Write back every record verbatim.

^^^^
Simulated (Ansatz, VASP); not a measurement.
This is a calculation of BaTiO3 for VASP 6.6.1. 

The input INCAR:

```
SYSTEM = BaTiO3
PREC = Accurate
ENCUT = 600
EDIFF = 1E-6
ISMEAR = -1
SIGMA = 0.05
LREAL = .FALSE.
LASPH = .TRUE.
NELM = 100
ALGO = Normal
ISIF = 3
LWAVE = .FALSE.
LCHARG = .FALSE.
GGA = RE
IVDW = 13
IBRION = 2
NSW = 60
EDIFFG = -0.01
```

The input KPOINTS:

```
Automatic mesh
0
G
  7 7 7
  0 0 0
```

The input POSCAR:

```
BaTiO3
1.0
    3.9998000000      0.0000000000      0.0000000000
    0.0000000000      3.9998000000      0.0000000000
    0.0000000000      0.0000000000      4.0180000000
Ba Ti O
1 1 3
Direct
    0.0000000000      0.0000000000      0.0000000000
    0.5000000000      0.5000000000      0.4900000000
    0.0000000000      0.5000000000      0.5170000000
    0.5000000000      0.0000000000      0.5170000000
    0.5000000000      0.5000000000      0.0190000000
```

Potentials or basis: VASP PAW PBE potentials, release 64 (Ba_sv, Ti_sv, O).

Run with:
^^^^

TASK RESPONSE —
Simulated (Ansatz, VASP); not a measurement.
This is a calculation of BaTiO3 for VASP 6.6.1. 

The input INCAR:

```
SYSTEM = BaTiO3
PREC = Accurate
ENCUT = 600
EDIFF = 1E-6
ISMEAR = -1
SIGMA = 0.05
LREAL = .FALSE.
LASPH = .TRUE.
NELM = 100
ALGO = Normal
ISIF = 3
LWAVE = .FALSE.
LCHARG = .FALSE.
GGA = RE
IVDW = 13
IBRION = 2
NSW = 60
EDIFFG = -0.01
```

The input KPOINTS:

```
Automatic mesh
0
G
  7 7 7
  0 0 0
```

The input POSCAR:

```
BaTiO3
1.0
    3.9998000000      0.0000000000      0.0000000000
    0.0000000000      3.9998000000      0.0000000000
    0.0000000000      0.0000000000      4.0180000000
Ba Ti O
1 1 3
Direct
    0.0000000000      0.0000000000      0.0000000000
    0.5000000000      0.5000000000      0.4900000000
    0.0000000000      0.5000000000      0.5170000000
    0.5000000000      0.0000000000      0.5170000000
    0.5000000000      0.5000000000      0.0190000000
```

Potentials or basis: VASP PAW PBE potentials, release 64 (Ba_sv, Ti_sv, O).

Run with:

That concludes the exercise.